REQUIREMENT:
I'd like an exact copy of every line from the start of the entries below through the line containing "Q: Give the", please.

RECORD SET:
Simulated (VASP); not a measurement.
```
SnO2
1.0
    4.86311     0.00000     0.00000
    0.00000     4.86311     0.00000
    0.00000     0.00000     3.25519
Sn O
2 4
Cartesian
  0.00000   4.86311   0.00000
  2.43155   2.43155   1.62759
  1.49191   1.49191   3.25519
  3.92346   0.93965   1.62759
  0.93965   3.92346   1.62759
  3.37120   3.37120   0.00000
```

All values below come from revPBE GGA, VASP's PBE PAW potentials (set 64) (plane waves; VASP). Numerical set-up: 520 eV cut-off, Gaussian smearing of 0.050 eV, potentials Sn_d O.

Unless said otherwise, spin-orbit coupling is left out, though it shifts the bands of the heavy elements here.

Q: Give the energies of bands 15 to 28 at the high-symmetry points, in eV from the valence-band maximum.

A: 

YOUR RESPONSE:
Simulated (VASP); not a measurement.
```
SnO2
1.0
    4.86311     0.00000     0.00000
    0.00000     4.86311     0.00000
    0.00000     0.00000     3.25519
Sn O
2 4
Cartesian
  0.00000   4.86311   0.00000
  2.43155   2.43155   1.62759
  1.49191   1.49191   3.25519
  3.92346   0.93965   1.62759
  0.93965   3.92346   1.62759
  3.37120   3.37120   0.00000
```

All values below come from revPBE GGA, VASP's PBE PAW potentials (set 64) (plane waves; VASP). Numerical set-up: 520 eV cut-off, Gaussian smearing of 0.050 eV, potentials Sn_d O.

Unless said otherwise, spin-orbit coupling is left out, though it shifts the bands of the heavy elements here.

Q: Give the energies of bands 15 to 28 at the high-symmetry points, in eV from the valence-band maximum.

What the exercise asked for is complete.